Source material:
=== Begin Enclosure ===

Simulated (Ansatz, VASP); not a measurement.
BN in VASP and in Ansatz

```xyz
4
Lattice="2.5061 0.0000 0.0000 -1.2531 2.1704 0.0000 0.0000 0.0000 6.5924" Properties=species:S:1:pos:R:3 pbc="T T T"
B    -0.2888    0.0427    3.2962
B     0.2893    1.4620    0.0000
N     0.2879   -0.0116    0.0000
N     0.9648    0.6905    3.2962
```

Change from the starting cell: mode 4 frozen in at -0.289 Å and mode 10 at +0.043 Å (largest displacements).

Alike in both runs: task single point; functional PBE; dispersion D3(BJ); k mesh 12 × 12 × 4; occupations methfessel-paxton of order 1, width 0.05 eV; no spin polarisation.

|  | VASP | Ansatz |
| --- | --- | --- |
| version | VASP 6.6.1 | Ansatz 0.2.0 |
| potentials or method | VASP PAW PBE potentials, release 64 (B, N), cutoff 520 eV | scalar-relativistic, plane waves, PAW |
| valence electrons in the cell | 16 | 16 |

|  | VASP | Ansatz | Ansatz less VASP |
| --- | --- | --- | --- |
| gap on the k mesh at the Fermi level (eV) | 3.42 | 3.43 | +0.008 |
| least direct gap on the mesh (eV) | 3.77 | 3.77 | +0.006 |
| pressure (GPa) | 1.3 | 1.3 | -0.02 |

=== End Enclosure ===

Brief:
From the entries above, restate word for word the lines from the line containing "BN in VASP and in Ansatz" to the line containing "Change from the", both ends included, and nothing more.

Task answer:
BN in VASP and in Ansatz

```xyz
4
Lattice="2.5061 0.0000 0.0000 -1.2531 2.1704 0.0000 0.0000 0.0000 6.5924" Properties=species:S:1:pos:R:3 pbc="T T T"
B    -0.2888    0.0427    3.2962
B     0.2893    1.4620    0.0000
N     0.2879   -0.0116    0.0000
N     0.9648    0.6905    3.2962
```

Change from the starting cell: mode 4 frozen in at -0.289 Å and mode 10 at +0.043 Å (largest displacements).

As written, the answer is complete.